*Exercise*: Every record below should appear in your answer, copied exactly.

*** Opening of Provided information ***
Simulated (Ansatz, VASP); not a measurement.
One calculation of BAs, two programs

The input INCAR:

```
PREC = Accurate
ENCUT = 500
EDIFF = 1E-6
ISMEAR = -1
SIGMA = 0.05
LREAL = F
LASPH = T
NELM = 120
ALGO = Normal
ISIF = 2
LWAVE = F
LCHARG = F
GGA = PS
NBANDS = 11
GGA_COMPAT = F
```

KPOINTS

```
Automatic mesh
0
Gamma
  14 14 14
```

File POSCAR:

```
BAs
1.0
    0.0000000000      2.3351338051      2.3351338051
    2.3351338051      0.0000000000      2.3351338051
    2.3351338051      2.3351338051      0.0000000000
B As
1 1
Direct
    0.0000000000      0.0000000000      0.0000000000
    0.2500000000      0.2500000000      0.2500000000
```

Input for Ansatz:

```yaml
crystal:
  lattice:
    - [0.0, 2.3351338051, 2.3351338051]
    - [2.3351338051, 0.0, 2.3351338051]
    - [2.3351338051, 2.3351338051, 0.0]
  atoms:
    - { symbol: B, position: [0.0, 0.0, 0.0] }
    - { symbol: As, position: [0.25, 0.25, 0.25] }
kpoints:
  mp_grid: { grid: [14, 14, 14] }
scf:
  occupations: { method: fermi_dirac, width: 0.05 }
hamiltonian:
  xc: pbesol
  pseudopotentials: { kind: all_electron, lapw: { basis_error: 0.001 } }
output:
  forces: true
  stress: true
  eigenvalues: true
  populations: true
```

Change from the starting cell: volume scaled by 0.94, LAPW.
*** Close of Provided information ***

*Exercise response*:
Simulated (Ansatz, VASP); not a measurement.
One calculation of BAs, two programs

The input INCAR:

```
PREC = Accurate
ENCUT = 500
EDIFF = 1E-6
ISMEAR = -1
SIGMA = 0.05
LREAL = F
LASPH = T
NELM = 120
ALGO = Normal
ISIF = 2
LWAVE = F
LCHARG = F
GGA = PS
NBANDS = 11
GGA_COMPAT = F
```

KPOINTS

```
Automatic mesh
0
Gamma
  14 14 14
```

File POSCAR:

```
BAs
1.0
    0.0000000000      2.3351338051      2.3351338051
    2.3351338051      0.0000000000      2.3351338051
    2.3351338051      2.3351338051      0.0000000000
B As
1 1
Direct
    0.0000000000      0.0000000000      0.0000000000
    0.2500000000      0.2500000000      0.2500000000
```

Input for Ansatz:

```yaml
crystal:
  lattice:
    - [0.0, 2.3351338051, 2.3351338051]
    - [2.3351338051, 0.0, 2.3351338051]
    - [2.3351338051, 2.3351338051, 0.0]
  atoms:
    - { symbol: B, position: [0.0, 0.0, 0.0] }
    - { symbol: As, position: [0.25, 0.25, 0.25] }
kpoints:
  mp_grid: { grid: [14, 14, 14] }
scf:
  occupations: { method: fermi_dirac, width: 0.05 }
hamiltonian:
  xc: pbesol
  pseudopotentials: { kind: all_electron, lapw: { basis_error: 0.001 } }
output:
  forces: true
  stress: true
  eigenvalues: true
  populations: true
```

Change from the starting cell: volume scaled by 0.94, LAPW.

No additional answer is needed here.